[BRIEF] Return the entries in their entirety, precisely as given.

[EXCERPTED RECORDS]
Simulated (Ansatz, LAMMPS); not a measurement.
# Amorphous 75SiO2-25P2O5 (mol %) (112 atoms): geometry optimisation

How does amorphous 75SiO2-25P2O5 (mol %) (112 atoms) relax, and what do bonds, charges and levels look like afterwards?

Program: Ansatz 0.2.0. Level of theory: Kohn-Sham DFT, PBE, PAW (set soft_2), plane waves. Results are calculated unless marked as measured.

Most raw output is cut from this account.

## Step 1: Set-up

[WORKED SOLUTION]
Simulated (Ansatz, LAMMPS); not a measurement.
# Amorphous 75SiO2-25P2O5 (mol %) (112 atoms): geometry optimisation

How does amorphous 75SiO2-25P2O5 (mol %) (112 atoms) relax, and what do bonds, charges and levels look like afterwards?

Program: Ansatz 0.2.0. Level of theory: Kohn-Sham DFT, PBE, PAW (set soft_2), plane waves. Results are calculated unless marked as measured.

Most raw output is cut from this account.

## Step 1: Set-up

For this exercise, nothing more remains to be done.